» Assigned task: Find the line with "- Cutoff: 500 eV" in the entries below. Repeat it, every following line, and the line with "64 (Sn_d, Se).", exactly and with nothing added.

+++ Entries provided +++

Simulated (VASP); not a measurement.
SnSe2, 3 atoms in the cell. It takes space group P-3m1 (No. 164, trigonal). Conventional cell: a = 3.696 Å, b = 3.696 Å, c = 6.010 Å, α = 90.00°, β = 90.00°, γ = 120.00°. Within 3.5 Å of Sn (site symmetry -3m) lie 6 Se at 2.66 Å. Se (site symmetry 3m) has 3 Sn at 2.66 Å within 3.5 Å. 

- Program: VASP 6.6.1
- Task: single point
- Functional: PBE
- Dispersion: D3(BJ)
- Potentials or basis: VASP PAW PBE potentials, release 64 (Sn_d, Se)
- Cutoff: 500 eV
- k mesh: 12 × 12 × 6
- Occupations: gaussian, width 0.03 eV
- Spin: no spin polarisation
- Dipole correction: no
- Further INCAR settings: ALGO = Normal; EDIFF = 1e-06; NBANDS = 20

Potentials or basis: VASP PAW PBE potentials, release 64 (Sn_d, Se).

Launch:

+++

» Answer section:
- Cutoff: 500 eV
- k mesh: 12 × 12 × 6
- Occupations: gaussian, width 0.03 eV
- Spin: no spin polarisation
- Dipole correction: no
- Further INCAR settings: ALGO = Normal; EDIFF = 1e-06; NBANDS = 20

Potentials or basis: VASP PAW PBE potentials, release 64 (Sn_d, Se).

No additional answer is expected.